◇ ◇ ◇ ◇
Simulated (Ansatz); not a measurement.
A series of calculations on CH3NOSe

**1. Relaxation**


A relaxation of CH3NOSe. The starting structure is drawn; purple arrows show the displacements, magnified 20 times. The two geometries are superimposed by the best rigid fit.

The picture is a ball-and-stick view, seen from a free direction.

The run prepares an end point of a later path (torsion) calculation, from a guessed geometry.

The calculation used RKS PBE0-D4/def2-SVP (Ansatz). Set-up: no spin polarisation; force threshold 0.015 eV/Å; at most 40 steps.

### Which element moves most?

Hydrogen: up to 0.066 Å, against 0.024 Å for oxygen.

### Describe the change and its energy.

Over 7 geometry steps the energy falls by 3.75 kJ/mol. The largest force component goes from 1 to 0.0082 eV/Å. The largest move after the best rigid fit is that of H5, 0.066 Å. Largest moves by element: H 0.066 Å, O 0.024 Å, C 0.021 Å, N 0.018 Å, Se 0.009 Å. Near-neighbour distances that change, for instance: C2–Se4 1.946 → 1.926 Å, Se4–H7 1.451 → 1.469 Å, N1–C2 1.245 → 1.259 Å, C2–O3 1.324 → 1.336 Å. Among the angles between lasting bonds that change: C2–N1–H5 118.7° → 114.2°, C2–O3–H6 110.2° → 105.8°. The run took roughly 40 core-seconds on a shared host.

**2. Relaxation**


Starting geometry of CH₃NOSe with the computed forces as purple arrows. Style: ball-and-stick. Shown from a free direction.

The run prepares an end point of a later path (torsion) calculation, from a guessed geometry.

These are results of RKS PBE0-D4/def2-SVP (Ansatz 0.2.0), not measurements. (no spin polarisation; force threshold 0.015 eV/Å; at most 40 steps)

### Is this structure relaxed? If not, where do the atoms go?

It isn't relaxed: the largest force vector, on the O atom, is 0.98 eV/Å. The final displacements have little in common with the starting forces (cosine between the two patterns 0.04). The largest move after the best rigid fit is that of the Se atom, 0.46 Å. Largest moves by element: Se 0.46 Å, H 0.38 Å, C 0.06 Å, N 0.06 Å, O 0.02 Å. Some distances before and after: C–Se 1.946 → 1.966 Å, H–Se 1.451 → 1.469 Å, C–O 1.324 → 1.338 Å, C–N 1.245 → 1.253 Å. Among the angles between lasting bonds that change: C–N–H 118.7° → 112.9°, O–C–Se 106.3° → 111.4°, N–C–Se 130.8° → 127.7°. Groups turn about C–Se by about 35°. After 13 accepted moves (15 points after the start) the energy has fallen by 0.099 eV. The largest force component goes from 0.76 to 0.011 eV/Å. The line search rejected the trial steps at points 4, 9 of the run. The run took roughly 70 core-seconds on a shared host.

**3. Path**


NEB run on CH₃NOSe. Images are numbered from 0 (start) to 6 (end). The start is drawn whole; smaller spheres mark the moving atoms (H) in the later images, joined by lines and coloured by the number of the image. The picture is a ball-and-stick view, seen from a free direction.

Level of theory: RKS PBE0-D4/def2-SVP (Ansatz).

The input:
◇ ◇ ◇ ◇

Work item:
Using the data above, extract exactly the lines from the one that holds "Over 7 geometry" to the one that holds "### Is this", both ends included, and no others.

Written answer:
Over 7 geometry steps the energy falls by 3.75 kJ/mol. The largest force component goes from 1 to 0.0082 eV/Å. The largest move after the best rigid fit is that of H5, 0.066 Å. Largest moves by element: H 0.066 Å, O 0.024 Å, C 0.021 Å, N 0.018 Å, Se 0.009 Å. Near-neighbour distances that change, for instance: C2–Se4 1.946 → 1.926 Å, Se4–H7 1.451 → 1.469 Å, N1–C2 1.245 → 1.259 Å, C2–O3 1.324 → 1.336 Å. Among the angles between lasting bonds that change: C2–N1–H5 118.7° → 114.2°, C2–O3–H6 110.2° → 105.8°. The run took roughly 40 core-seconds on a shared host.

**2. Relaxation**


Starting geometry of CH₃NOSe with the computed forces as purple arrows. Style: ball-and-stick. Shown from a free direction.

The run prepares an end point of a later path (torsion) calculation, from a guessed geometry.

These are results of RKS PBE0-D4/def2-SVP (Ansatz 0.2.0), not measurements. (no spin polarisation; force threshold 0.015 eV/Å; at most 40 steps)

### Is this structure relaxed? If not, where do the atoms go?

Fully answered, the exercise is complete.